__Information supplied__
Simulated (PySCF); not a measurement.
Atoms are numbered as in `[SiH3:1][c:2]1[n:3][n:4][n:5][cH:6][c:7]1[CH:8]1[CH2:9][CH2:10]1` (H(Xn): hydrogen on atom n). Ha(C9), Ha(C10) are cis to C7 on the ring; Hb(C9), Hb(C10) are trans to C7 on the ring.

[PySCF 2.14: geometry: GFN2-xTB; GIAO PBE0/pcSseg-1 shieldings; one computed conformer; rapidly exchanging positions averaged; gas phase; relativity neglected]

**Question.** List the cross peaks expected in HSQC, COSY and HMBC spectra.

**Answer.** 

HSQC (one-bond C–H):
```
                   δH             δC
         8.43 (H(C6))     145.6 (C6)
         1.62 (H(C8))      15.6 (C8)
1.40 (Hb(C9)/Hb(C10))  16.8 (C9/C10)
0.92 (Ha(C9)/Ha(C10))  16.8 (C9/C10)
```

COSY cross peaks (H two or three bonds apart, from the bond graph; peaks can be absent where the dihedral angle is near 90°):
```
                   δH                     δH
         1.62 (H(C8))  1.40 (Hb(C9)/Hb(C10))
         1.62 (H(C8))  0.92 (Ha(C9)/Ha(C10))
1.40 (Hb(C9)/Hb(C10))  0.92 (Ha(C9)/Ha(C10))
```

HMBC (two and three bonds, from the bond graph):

__Work task__
Copy the material above exactly. Include every line.

__Exercise solution__
Simulated (PySCF); not a measurement.
Atoms are numbered as in `[SiH3:1][c:2]1[n:3][n:4][n:5][cH:6][c:7]1[CH:8]1[CH2:9][CH2:10]1` (H(Xn): hydrogen on atom n). Ha(C9), Ha(C10) are cis to C7 on the ring; Hb(C9), Hb(C10) are trans to C7 on the ring.

[PySCF 2.14: geometry: GFN2-xTB; GIAO PBE0/pcSseg-1 shieldings; one computed conformer; rapidly exchanging positions averaged; gas phase; relativity neglected]

**Question.** List the cross peaks expected in HSQC, COSY and HMBC spectra.

**Answer.** 

HSQC (one-bond C–H):
```
                   δH             δC
         8.43 (H(C6))     145.6 (C6)
         1.62 (H(C8))      15.6 (C8)
1.40 (Hb(C9)/Hb(C10))  16.8 (C9/C10)
0.92 (Ha(C9)/Ha(C10))  16.8 (C9/C10)
```

COSY cross peaks (H two or three bonds apart, from the bond graph; peaks can be absent where the dihedral angle is near 90°):
```
                   δH                     δH
         1.62 (H(C8))  1.40 (Hb(C9)/Hb(C10))
         1.62 (H(C8))  0.92 (Ha(C9)/Ha(C10))
1.40 (Hb(C9)/Hb(C10))  0.92 (Ha(C9)/Ha(C10))
```

HMBC (two and three bonds, from the bond graph):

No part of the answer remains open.